RECORDED INFORMATION.
+++

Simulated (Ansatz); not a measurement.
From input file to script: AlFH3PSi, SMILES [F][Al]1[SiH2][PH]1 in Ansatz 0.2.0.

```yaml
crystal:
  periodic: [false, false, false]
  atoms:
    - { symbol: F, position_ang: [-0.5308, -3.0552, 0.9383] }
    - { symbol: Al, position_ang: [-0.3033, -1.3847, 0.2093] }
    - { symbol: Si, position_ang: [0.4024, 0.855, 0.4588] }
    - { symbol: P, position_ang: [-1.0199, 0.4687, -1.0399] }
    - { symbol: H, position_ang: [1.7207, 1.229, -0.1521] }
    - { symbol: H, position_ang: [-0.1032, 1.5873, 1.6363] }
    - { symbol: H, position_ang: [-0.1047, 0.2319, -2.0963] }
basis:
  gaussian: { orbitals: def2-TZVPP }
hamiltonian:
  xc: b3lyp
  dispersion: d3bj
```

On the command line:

+++

REQUIRED ACTION.
What is needed is a word-for-word copy of the records.

EXERCISE ANSWER.
Simulated (Ansatz); not a measurement.
From input file to script: AlFH3PSi, SMILES [F][Al]1[SiH2][PH]1 in Ansatz 0.2.0.

```yaml
crystal:
  periodic: [false, false, false]
  atoms:
    - { symbol: F, position_ang: [-0.5308, -3.0552, 0.9383] }
    - { symbol: Al, position_ang: [-0.3033, -1.3847, 0.2093] }
    - { symbol: Si, position_ang: [0.4024, 0.855, 0.4588] }
    - { symbol: P, position_ang: [-1.0199, 0.4687, -1.0399] }
    - { symbol: H, position_ang: [1.7207, 1.229, -0.1521] }
    - { symbol: H, position_ang: [-0.1032, 1.5873, 1.6363] }
    - { symbol: H, position_ang: [-0.1047, 0.2319, -2.0963] }
basis:
  gaussian: { orbitals: def2-TZVPP }
hamiltonian:
  xc: b3lyp
  dispersion: d3bj
```

On the command line:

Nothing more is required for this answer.